*ASSIGNMENT*
Nothing outside the stretch is wanted. Repeat exactly the lines of the listing below from the one that contains "cell | 26 | 46 |" through the one that contains "0.012 | -0.0028 |", both ends included.

*ENTRIES SHOWN*
────────────────────────────────────────
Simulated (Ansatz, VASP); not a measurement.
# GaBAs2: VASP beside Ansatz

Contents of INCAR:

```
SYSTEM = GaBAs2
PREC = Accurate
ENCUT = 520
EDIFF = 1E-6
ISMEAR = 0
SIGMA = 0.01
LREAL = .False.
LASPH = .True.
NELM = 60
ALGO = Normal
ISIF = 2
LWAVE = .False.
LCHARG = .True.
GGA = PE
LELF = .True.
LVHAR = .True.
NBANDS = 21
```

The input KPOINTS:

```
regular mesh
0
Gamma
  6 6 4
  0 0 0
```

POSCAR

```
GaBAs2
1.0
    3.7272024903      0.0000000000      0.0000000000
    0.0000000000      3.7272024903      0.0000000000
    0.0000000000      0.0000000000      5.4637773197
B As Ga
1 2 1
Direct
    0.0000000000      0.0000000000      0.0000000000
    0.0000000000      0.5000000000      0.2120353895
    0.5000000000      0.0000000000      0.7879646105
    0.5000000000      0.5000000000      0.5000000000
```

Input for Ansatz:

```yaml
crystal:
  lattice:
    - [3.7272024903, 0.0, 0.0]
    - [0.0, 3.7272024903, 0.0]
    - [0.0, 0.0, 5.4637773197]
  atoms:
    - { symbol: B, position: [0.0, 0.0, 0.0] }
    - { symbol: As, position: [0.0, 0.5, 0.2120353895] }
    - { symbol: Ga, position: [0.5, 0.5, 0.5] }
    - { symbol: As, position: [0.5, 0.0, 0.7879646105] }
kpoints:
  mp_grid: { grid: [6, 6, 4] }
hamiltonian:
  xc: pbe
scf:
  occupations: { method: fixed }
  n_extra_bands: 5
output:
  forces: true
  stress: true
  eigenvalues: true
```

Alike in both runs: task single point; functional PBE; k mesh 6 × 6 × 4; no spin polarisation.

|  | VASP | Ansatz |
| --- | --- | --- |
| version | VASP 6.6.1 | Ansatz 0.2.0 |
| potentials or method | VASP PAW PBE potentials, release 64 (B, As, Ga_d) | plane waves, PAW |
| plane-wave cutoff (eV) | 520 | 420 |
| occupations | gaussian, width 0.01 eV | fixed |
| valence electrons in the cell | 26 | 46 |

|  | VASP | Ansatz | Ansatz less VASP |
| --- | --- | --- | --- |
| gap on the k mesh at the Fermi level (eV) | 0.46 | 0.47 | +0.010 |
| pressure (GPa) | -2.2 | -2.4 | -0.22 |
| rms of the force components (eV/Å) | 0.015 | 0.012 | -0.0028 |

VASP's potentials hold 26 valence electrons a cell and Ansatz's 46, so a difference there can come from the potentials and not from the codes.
────────────────────────────────────────

*YOUR SOLUTION*
| valence electrons in the cell | 26 | 46 |

|  | VASP | Ansatz | Ansatz less VASP |
| --- | --- | --- | --- |
| gap on the k mesh at the Fermi level (eV) | 0.46 | 0.47 | +0.010 |
| pressure (GPa) | -2.2 | -2.4 | -0.22 |
| rms of the force components (eV/Å) | 0.015 | 0.012 | -0.0028 |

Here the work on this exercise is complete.